※ ※ ※
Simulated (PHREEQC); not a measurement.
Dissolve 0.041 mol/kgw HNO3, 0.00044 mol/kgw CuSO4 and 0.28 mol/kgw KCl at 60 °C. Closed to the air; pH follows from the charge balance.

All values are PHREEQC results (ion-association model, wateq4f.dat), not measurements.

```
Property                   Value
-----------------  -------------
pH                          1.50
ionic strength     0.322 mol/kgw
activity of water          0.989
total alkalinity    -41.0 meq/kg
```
※ ※ ※

▶ TASK ITEM
Reproduce the material above. Do not change a word.

▶ REPLY
Simulated (PHREEQC); not a measurement.
Dissolve 0.041 mol/kgw HNO3, 0.00044 mol/kgw CuSO4 and 0.28 mol/kgw KCl at 60 °C. Closed to the air; pH follows from the charge balance.

All values are PHREEQC results (ion-association model, wateq4f.dat), not measurements.

```
Property                   Value
-----------------  -------------
pH                          1.50
ionic strength     0.322 mol/kgw
activity of water          0.989
total alkalinity    -41.0 meq/kg
```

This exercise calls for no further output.